SOURCE INFORMATION ::
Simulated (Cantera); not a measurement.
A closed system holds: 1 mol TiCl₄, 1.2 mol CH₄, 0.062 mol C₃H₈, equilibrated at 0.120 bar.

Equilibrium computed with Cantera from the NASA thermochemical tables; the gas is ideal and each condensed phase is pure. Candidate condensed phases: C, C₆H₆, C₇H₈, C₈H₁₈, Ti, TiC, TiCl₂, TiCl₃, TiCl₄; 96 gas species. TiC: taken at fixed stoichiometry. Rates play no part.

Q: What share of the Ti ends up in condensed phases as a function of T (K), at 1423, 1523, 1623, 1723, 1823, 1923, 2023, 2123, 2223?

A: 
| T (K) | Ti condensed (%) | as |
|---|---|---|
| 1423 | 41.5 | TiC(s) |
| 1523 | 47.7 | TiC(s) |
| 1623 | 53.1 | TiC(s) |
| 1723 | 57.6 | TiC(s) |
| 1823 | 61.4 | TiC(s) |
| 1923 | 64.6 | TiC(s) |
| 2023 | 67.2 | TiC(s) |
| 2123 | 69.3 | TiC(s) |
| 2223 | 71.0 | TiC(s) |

BRIEF :: All of the material should be set down exactly as it reads.

EXERCISE SOLUTION ::
Simulated (Cantera); not a measurement.
A closed system holds: 1 mol TiCl₄, 1.2 mol CH₄, 0.062 mol C₃H₈, equilibrated at 0.120 bar.

Equilibrium computed with Cantera from the NASA thermochemical tables; the gas is ideal and each condensed phase is pure. Candidate condensed phases: C, C₆H₆, C₇H₈, C₈H₁₈, Ti, TiC, TiCl₂, TiCl₃, TiCl₄; 96 gas species. TiC: taken at fixed stoichiometry. Rates play no part.

Q: What share of the Ti ends up in condensed phases as a function of T (K), at 1423, 1523, 1623, 1723, 1823, 1923, 2023, 2123, 2223?

A: 
| T (K) | Ti condensed (%) | as |
|---|---|---|
| 1423 | 41.5 | TiC(s) |
| 1523 | 47.7 | TiC(s) |
| 1623 | 53.1 | TiC(s) |
| 1723 | 57.6 | TiC(s) |
| 1823 | 61.4 | TiC(s) |
| 1923 | 64.6 | TiC(s) |
| 2023 | 67.2 | TiC(s) |
| 2123 | 69.3 | TiC(s) |
| 2223 | 71.0 | TiC(s) |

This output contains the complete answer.